- Required action
Return the records exactly, from the first line through the "Ca+2 0.32, CuHCO3+" line.

(Dataset excerpts Opens)

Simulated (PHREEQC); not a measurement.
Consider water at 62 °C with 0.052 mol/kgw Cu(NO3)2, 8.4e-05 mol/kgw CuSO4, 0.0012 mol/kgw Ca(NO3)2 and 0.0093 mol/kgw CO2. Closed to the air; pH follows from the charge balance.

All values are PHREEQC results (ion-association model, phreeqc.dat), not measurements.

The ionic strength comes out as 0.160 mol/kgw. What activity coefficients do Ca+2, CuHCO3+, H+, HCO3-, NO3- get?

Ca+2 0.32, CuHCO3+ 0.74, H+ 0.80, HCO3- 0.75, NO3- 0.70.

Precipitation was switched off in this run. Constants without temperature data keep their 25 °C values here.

(Dataset excerpts Closes)

- Response
Simulated (PHREEQC); not a measurement.
Consider water at 62 °C with 0.052 mol/kgw Cu(NO3)2, 8.4e-05 mol/kgw CuSO4, 0.0012 mol/kgw Ca(NO3)2 and 0.0093 mol/kgw CO2. Closed to the air; pH follows from the charge balance.

All values are PHREEQC results (ion-association model, phreeqc.dat), not measurements.

The ionic strength comes out as 0.160 mol/kgw. What activity coefficients do Ca+2, CuHCO3+, H+, HCO3-, NO3- get?

Ca+2 0.32, CuHCO3+ 0.74, H+ 0.80, HCO3- 0.75, NO3- 0.70.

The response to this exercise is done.